All entries should be output exactly as they stand.

__RECORDED DATA__
══════
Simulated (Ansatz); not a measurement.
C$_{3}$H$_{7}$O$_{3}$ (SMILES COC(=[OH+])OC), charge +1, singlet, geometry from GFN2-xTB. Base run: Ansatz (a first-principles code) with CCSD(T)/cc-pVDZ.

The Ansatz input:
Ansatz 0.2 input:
══════

__WRITTEN ANSWER__
Simulated (Ansatz); not a measurement.
C$_{3}$H$_{7}$O$_{3}$ (SMILES COC(=[OH+])OC), charge +1, singlet, geometry from GFN2-xTB. Base run: Ansatz (a first-principles code) with CCSD(T)/cc-pVDZ.

The Ansatz input:
Ansatz 0.2 input:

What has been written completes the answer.